- [Information supplied]:
• • • •
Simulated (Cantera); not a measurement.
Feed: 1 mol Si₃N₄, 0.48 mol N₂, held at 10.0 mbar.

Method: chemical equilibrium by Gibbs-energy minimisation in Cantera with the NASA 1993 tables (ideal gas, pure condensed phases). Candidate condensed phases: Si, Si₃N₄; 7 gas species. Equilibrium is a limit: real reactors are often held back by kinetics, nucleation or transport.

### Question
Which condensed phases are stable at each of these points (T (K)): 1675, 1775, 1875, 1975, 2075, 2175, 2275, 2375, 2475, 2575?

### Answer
• • • •

- [Required action]:
The response has to give back every record verbatim.

- [Answer space]:
Simulated (Cantera); not a measurement.
Feed: 1 mol Si₃N₄, 0.48 mol N₂, held at 10.0 mbar.

Method: chemical equilibrium by Gibbs-energy minimisation in Cantera with the NASA 1993 tables (ideal gas, pure condensed phases). Candidate condensed phases: Si, Si₃N₄; 7 gas species. Equilibrium is a limit: real reactors are often held back by kinetics, nucleation or transport.

### Question
Which condensed phases are stable at each of these points (T (K)): 1675, 1775, 1875, 1975, 2075, 2175, 2275, 2375, 2475, 2575?

### Answer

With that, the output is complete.